______
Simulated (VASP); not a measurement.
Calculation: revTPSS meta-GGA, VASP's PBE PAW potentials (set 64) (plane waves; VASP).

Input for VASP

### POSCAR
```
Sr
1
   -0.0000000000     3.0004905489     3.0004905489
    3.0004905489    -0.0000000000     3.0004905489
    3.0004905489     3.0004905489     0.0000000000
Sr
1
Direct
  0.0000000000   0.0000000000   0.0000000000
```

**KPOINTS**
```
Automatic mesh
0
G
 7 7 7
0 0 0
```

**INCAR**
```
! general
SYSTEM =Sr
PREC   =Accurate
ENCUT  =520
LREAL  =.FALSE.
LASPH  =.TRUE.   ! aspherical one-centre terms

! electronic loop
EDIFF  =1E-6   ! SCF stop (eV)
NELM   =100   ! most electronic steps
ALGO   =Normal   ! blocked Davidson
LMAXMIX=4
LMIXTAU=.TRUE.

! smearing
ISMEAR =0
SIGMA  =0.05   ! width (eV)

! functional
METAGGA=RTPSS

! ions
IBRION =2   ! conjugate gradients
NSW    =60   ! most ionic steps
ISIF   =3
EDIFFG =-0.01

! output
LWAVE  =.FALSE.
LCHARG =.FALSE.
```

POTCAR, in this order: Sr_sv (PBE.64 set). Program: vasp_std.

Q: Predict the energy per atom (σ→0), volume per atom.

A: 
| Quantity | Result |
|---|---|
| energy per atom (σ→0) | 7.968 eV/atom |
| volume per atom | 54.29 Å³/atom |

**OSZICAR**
______

Assigned task: Transcribe the entries above so that nothing in them differs from the original.

Worked solution:
Simulated (VASP); not a measurement.
Calculation: revTPSS meta-GGA, VASP's PBE PAW potentials (set 64) (plane waves; VASP).

Input for VASP

### POSCAR
```
Sr
1
   -0.0000000000     3.0004905489     3.0004905489
    3.0004905489    -0.0000000000     3.0004905489
    3.0004905489     3.0004905489     0.0000000000
Sr
1
Direct
  0.0000000000   0.0000000000   0.0000000000
```

**KPOINTS**
```
Automatic mesh
0
G
 7 7 7
0 0 0
```

**INCAR**
```
! general
SYSTEM =Sr
PREC   =Accurate
ENCUT  =520
LREAL  =.FALSE.
LASPH  =.TRUE.   ! aspherical one-centre terms

! electronic loop
EDIFF  =1E-6   ! SCF stop (eV)
NELM   =100   ! most electronic steps
ALGO   =Normal   ! blocked Davidson
LMAXMIX=4
LMIXTAU=.TRUE.

! smearing
ISMEAR =0
SIGMA  =0.05   ! width (eV)

! functional
METAGGA=RTPSS

! ions
IBRION =2   ! conjugate gradients
NSW    =60   ! most ionic steps
ISIF   =3
EDIFFG =-0.01

! output
LWAVE  =.FALSE.
LCHARG =.FALSE.
```

POTCAR, in this order: Sr_sv (PBE.64 set). Program: vasp_std.

Q: Predict the energy per atom (σ→0), volume per atom.

A: 
| Quantity | Result |
|---|---|
| energy per atom (σ→0) | 7.968 eV/atom |
| volume per atom | 54.29 Å³/atom |

**OSZICAR**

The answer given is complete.